▸ Work instruction
All of the listing should be transcribed exactly.

Top of Listed entries
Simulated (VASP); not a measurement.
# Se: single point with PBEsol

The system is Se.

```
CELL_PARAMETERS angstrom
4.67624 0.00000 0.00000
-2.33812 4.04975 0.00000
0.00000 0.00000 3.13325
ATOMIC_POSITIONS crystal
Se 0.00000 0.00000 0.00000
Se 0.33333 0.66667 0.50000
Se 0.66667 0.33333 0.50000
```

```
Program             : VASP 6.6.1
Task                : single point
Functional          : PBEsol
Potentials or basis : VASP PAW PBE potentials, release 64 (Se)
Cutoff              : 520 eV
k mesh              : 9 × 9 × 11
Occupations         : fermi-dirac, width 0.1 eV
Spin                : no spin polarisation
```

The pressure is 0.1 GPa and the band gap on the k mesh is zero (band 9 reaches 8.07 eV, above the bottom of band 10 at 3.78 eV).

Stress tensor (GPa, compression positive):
Bottom of Listed entries

▸ Expected answer
Simulated (VASP); not a measurement.
# Se: single point with PBEsol

The system is Se.

```
CELL_PARAMETERS angstrom
4.67624 0.00000 0.00000
-2.33812 4.04975 0.00000
0.00000 0.00000 3.13325
ATOMIC_POSITIONS crystal
Se 0.00000 0.00000 0.00000
Se 0.33333 0.66667 0.50000
Se 0.66667 0.33333 0.50000
```

```
Program             : VASP 6.6.1
Task                : single point
Functional          : PBEsol
Potentials or basis : VASP PAW PBE potentials, release 64 (Se)
Cutoff              : 520 eV
k mesh              : 9 × 9 × 11
Occupations         : fermi-dirac, width 0.1 eV
Spin                : no spin polarisation
```

The pressure is 0.1 GPa and the band gap on the k mesh is zero (band 9 reaches 8.07 eV, above the bottom of band 10 at 3.78 eV).

Stress tensor (GPa, compression positive):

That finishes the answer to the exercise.